### Required action:
Here are some records. Repeat them all exactly.

### Dataset extract:
========
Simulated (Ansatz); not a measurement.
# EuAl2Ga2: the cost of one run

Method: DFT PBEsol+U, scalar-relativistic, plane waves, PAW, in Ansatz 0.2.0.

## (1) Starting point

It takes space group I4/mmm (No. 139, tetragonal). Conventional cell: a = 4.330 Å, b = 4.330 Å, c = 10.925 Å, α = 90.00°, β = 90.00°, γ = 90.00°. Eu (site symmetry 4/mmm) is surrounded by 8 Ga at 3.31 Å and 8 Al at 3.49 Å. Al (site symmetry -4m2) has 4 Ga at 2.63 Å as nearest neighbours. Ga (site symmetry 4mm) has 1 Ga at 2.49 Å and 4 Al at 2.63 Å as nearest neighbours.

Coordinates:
========

### Task answer:
Simulated (Ansatz); not a measurement.
# EuAl2Ga2: the cost of one run

Method: DFT PBEsol+U, scalar-relativistic, plane waves, PAW, in Ansatz 0.2.0.

## (1) Starting point

It takes space group I4/mmm (No. 139, tetragonal). Conventional cell: a = 4.330 Å, b = 4.330 Å, c = 10.925 Å, α = 90.00°, β = 90.00°, γ = 90.00°. Eu (site symmetry 4/mmm) is surrounded by 8 Ga at 3.31 Å and 8 Al at 3.49 Å. Al (site symmetry -4m2) has 4 Ga at 2.63 Å as nearest neighbours. Ga (site symmetry 4mm) has 1 Ga at 2.49 Å and 4 Al at 2.63 Å as nearest neighbours.

Coordinates:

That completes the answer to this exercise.